Assignment: An exact transcript of all the records is required, with nothing left out.

Information supplied:
═══

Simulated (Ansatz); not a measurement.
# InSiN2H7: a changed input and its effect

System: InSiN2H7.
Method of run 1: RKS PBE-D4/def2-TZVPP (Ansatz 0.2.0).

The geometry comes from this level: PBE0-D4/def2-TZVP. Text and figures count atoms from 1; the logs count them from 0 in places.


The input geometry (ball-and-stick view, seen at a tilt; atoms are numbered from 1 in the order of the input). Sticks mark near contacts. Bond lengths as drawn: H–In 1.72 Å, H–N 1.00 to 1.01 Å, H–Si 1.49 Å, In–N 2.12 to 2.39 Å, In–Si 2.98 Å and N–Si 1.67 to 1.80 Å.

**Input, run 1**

═══

Worked solution:
Simulated (Ansatz); not a measurement.
# InSiN2H7: a changed input and its effect

System: InSiN2H7.
Method of run 1: RKS PBE-D4/def2-TZVPP (Ansatz 0.2.0).

The geometry comes from this level: PBE0-D4/def2-TZVP. Text and figures count atoms from 1; the logs count them from 0 in places.


The input geometry (ball-and-stick view, seen at a tilt; atoms are numbered from 1 in the order of the input). Sticks mark near contacts. Bond lengths as drawn: H–In 1.72 Å, H–N 1.00 to 1.01 Å, H–Si 1.49 Å, In–N 2.12 to 2.39 Å, In–Si 2.98 Å and N–Si 1.67 to 1.80 Å.

**Input, run 1**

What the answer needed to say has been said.